ASSIGNED TASK
Look through the data below and extract, unchanged, the lines from the one that contains "Alike in both" to the one that contains "A: gap on the", both included.

-------- INFORMATION SUPPLIED

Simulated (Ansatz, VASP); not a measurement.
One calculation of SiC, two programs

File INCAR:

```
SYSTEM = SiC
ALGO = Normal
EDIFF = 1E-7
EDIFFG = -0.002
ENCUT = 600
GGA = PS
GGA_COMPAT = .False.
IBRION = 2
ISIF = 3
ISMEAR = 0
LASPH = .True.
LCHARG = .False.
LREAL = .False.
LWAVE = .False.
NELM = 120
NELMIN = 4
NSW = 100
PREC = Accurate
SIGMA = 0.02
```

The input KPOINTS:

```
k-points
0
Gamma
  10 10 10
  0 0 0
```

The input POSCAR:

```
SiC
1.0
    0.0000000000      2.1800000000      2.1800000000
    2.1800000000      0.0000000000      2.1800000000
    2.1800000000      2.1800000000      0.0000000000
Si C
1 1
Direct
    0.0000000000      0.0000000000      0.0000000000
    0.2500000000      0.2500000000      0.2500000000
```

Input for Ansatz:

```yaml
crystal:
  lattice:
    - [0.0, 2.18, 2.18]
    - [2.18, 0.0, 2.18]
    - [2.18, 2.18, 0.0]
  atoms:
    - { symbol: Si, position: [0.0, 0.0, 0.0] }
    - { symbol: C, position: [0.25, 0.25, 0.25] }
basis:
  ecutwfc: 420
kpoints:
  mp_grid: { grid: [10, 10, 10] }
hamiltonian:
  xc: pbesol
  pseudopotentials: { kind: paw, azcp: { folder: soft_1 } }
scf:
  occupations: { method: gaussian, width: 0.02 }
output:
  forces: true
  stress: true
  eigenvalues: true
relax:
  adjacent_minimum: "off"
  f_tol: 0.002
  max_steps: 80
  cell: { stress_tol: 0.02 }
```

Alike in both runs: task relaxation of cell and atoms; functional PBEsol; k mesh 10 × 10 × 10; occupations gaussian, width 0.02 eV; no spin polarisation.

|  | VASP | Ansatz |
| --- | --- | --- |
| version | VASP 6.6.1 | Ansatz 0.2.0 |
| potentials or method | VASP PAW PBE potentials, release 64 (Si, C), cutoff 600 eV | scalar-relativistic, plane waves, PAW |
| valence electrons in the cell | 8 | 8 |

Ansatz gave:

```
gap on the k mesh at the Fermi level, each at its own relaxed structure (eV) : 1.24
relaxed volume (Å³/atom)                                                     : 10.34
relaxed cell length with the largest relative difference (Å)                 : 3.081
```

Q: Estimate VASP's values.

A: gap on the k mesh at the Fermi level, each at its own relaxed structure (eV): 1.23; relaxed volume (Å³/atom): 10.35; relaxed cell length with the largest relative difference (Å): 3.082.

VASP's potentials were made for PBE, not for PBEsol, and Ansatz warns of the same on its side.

----------------

ANSWER SPACE
Alike in both runs: task relaxation of cell and atoms; functional PBEsol; k mesh 10 × 10 × 10; occupations gaussian, width 0.02 eV; no spin polarisation.

|  | VASP | Ansatz |
| --- | --- | --- |
| version | VASP 6.6.1 | Ansatz 0.2.0 |
| potentials or method | VASP PAW PBE potentials, release 64 (Si, C), cutoff 600 eV | scalar-relativistic, plane waves, PAW |
| valence electrons in the cell | 8 | 8 |

Ansatz gave:

```
gap on the k mesh at the Fermi level, each at its own relaxed structure (eV) : 1.24
relaxed volume (Å³/atom)                                                     : 10.34
relaxed cell length with the largest relative difference (Å)                 : 3.081
```

Q: Estimate VASP's values.

A: gap on the k mesh at the Fermi level, each at its own relaxed structure (eV): 1.23; relaxed volume (Å³/atom): 10.35; relaxed cell length with the largest relative difference (Å): 3.082.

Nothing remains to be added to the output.